>>>>
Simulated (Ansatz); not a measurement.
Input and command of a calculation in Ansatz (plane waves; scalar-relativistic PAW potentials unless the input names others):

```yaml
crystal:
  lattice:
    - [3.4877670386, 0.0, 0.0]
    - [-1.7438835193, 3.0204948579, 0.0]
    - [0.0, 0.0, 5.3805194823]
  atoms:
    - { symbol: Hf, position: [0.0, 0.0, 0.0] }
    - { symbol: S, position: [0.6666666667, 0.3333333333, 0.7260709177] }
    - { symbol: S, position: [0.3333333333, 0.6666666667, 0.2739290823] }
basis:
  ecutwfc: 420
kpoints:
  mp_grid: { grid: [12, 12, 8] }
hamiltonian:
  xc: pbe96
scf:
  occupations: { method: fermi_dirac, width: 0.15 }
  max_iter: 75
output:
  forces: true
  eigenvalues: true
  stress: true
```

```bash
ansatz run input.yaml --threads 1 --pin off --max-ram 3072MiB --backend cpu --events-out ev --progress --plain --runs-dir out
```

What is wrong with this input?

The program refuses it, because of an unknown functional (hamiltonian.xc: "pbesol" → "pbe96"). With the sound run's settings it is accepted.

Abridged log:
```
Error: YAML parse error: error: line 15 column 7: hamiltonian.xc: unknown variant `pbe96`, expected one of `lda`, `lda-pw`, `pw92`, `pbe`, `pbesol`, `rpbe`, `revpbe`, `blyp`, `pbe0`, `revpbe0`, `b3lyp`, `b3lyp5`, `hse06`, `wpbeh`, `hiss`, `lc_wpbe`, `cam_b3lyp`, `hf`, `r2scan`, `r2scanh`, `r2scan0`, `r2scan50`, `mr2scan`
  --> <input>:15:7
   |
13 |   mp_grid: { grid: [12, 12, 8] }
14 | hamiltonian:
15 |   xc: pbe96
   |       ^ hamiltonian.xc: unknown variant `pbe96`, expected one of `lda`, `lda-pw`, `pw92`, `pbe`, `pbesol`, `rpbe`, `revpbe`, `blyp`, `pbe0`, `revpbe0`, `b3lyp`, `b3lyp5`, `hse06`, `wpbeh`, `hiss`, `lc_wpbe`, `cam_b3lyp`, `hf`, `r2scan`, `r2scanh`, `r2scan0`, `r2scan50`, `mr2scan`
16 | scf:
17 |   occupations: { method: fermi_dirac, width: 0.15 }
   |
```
<<<<

Work request >>
Write down again the exact lines running from the beginning of the data to the line containing "What is wrong with this input?", with both ends included.

Expected answer >>
Simulated (Ansatz); not a measurement.
Input and command of a calculation in Ansatz (plane waves; scalar-relativistic PAW potentials unless the input names others):

```yaml
crystal:
  lattice:
    - [3.4877670386, 0.0, 0.0]
    - [-1.7438835193, 3.0204948579, 0.0]
    - [0.0, 0.0, 5.3805194823]
  atoms:
    - { symbol: Hf, position: [0.0, 0.0, 0.0] }
    - { symbol: S, position: [0.6666666667, 0.3333333333, 0.7260709177] }
    - { symbol: S, position: [0.3333333333, 0.6666666667, 0.2739290823] }
basis:
  ecutwfc: 420
kpoints:
  mp_grid: { grid: [12, 12, 8] }
hamiltonian:
  xc: pbe96
scf:
  occupations: { method: fermi_dirac, width: 0.15 }
  max_iter: 75
output:
  forces: true
  eigenvalues: true
  stress: true
```

```bash
ansatz run input.yaml --threads 1 --pin off --max-ram 3072MiB --backend cpu --events-out ev --progress --plain --runs-dir out
```

What is wrong with this input?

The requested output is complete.